Retype verbatim the lines of the listing, from the very first through the line with "A: It runs from".

[Dataset extract — start]

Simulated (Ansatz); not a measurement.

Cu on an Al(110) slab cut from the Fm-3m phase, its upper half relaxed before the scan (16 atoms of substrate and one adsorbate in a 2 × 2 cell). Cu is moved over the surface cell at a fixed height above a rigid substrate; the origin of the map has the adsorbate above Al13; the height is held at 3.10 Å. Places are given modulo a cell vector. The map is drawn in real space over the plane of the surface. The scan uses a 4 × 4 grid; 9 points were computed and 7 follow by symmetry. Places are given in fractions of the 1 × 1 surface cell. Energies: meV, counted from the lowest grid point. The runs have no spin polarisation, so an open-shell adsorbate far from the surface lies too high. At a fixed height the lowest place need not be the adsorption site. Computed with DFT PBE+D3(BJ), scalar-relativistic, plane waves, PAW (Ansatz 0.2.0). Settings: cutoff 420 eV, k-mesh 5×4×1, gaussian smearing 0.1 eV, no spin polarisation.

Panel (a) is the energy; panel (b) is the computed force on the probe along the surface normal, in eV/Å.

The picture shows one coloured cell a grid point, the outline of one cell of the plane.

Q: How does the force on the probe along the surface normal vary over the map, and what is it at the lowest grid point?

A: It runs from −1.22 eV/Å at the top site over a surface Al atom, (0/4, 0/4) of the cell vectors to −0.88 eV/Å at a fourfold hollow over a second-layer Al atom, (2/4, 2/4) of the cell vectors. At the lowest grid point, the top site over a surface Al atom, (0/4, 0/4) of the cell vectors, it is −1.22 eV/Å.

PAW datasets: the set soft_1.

[Dataset extract — finish]

● **Exercise solution**
Simulated (Ansatz); not a measurement.

Cu on an Al(110) slab cut from the Fm-3m phase, its upper half relaxed before the scan (16 atoms of substrate and one adsorbate in a 2 × 2 cell). Cu is moved over the surface cell at a fixed height above a rigid substrate; the origin of the map has the adsorbate above Al13; the height is held at 3.10 Å. Places are given modulo a cell vector. The map is drawn in real space over the plane of the surface. The scan uses a 4 × 4 grid; 9 points were computed and 7 follow by symmetry. Places are given in fractions of the 1 × 1 surface cell. Energies: meV, counted from the lowest grid point. The runs have no spin polarisation, so an open-shell adsorbate far from the surface lies too high. At a fixed height the lowest place need not be the adsorption site. Computed with DFT PBE+D3(BJ), scalar-relativistic, plane waves, PAW (Ansatz 0.2.0). Settings: cutoff 420 eV, k-mesh 5×4×1, gaussian smearing 0.1 eV, no spin polarisation.

Panel (a) is the energy; panel (b) is the computed force on the probe along the surface normal, in eV/Å.

The picture shows one coloured cell a grid point, the outline of one cell of the plane.

Q: How does the force on the probe along the surface normal vary over the map, and what is it at the lowest grid point?

A: It runs from −1.22 eV/Å at the top site over a surface Al atom, (0/4, 0/4) of the cell vectors to −0.88 eV/Å at a fourfold hollow over a second-layer Al atom, (2/4, 2/4) of the cell vectors. At the lowest grid point, the top site over a surface Al atom, (0/4, 0/4) of the cell vectors, it is −1.22 eV/Å.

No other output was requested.